#### [DATASET RECORDS]
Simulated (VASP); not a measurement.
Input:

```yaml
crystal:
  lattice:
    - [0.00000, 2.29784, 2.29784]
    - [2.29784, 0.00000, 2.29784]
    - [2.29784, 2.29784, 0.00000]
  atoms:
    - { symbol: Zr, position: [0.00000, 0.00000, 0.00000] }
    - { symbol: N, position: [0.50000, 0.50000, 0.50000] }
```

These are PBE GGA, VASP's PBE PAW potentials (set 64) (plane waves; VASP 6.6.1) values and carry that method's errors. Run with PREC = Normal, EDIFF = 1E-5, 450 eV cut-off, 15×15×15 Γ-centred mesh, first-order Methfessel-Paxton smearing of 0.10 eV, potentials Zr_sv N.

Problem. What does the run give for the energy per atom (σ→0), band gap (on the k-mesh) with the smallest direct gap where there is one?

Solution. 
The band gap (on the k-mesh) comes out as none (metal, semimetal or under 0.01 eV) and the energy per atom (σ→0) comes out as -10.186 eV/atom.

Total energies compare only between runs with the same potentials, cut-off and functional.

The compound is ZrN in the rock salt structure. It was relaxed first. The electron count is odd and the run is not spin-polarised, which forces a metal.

#### [WORK ITEM]
Print exactly, and only, the lines beginning at the top of the listing and ending at the line with "Total energies compare".

#### [TASK OUTPUT]
Simulated (VASP); not a measurement.
Input:

```yaml
crystal:
  lattice:
    - [0.00000, 2.29784, 2.29784]
    - [2.29784, 0.00000, 2.29784]
    - [2.29784, 2.29784, 0.00000]
  atoms:
    - { symbol: Zr, position: [0.00000, 0.00000, 0.00000] }
    - { symbol: N, position: [0.50000, 0.50000, 0.50000] }
```

These are PBE GGA, VASP's PBE PAW potentials (set 64) (plane waves; VASP 6.6.1) values and carry that method's errors. Run with PREC = Normal, EDIFF = 1E-5, 450 eV cut-off, 15×15×15 Γ-centred mesh, first-order Methfessel-Paxton smearing of 0.10 eV, potentials Zr_sv N.

Problem. What does the run give for the energy per atom (σ→0), band gap (on the k-mesh) with the smallest direct gap where there is one?

Solution. 
The band gap (on the k-mesh) comes out as none (metal, semimetal or under 0.01 eV) and the energy per atom (σ→0) comes out as -10.186 eV/atom.

Total energies compare only between runs with the same potentials, cut-off and functional.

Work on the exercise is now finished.